BEGIN

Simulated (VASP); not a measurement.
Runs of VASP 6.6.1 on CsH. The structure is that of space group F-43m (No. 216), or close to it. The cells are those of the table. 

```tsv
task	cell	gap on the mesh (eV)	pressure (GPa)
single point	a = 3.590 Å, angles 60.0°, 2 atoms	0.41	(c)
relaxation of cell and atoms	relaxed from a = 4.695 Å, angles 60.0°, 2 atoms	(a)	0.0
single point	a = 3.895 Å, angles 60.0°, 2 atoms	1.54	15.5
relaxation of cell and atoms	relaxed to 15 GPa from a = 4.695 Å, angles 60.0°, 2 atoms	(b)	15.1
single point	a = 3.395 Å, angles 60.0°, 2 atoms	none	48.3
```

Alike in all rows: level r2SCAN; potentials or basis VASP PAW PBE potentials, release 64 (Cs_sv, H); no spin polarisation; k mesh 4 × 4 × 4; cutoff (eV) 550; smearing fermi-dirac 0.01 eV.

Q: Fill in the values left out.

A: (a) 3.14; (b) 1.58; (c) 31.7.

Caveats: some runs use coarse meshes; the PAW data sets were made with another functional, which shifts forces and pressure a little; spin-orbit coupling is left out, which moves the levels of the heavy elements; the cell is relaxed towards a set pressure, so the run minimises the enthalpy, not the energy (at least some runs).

END

▶ Exercise: Repeat the data precisely, reproducing every entry.

▶ Task output:
Simulated (VASP); not a measurement.
Runs of VASP 6.6.1 on CsH. The structure is that of space group F-43m (No. 216), or close to it. The cells are those of the table. 

```tsv
task	cell	gap on the mesh (eV)	pressure (GPa)
single point	a = 3.590 Å, angles 60.0°, 2 atoms	0.41	(c)
relaxation of cell and atoms	relaxed from a = 4.695 Å, angles 60.0°, 2 atoms	(a)	0.0
single point	a = 3.895 Å, angles 60.0°, 2 atoms	1.54	15.5
relaxation of cell and atoms	relaxed to 15 GPa from a = 4.695 Å, angles 60.0°, 2 atoms	(b)	15.1
single point	a = 3.395 Å, angles 60.0°, 2 atoms	none	48.3
```

Alike in all rows: level r2SCAN; potentials or basis VASP PAW PBE potentials, release 64 (Cs_sv, H); no spin polarisation; k mesh 4 × 4 × 4; cutoff (eV) 550; smearing fermi-dirac 0.01 eV.

Q: Fill in the values left out.

A: (a) 3.14; (b) 1.58; (c) 31.7.

Caveats: some runs use coarse meshes; the PAW data sets were made with another functional, which shifts forces and pressure a little; spin-orbit coupling is left out, which moves the levels of the heavy elements; the cell is relaxed towards a set pressure, so the run minimises the enthalpy, not the energy (at least some runs).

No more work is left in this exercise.